» **BRIEF**
From first line to last, retype the data exactly.

::::
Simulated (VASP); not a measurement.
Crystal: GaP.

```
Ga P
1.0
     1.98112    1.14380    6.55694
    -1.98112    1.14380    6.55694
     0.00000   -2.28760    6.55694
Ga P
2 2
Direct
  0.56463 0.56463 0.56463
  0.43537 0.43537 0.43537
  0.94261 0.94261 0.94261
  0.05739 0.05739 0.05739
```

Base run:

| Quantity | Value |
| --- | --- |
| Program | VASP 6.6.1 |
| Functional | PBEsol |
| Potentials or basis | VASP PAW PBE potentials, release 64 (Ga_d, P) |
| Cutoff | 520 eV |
::::

» **WRITTEN REPLY**
Simulated (VASP); not a measurement.
Crystal: GaP.

```
Ga P
1.0
     1.98112    1.14380    6.55694
    -1.98112    1.14380    6.55694
     0.00000   -2.28760    6.55694
Ga P
2 2
Direct
  0.56463 0.56463 0.56463
  0.43537 0.43537 0.43537
  0.94261 0.94261 0.94261
  0.05739 0.05739 0.05739
```

Base run:

| Quantity | Value |
| --- | --- |
| Program | VASP 6.6.1 |
| Functional | PBEsol |
| Potentials or basis | VASP PAW PBE potentials, release 64 (Ga_d, P) |
| Cutoff | 520 eV |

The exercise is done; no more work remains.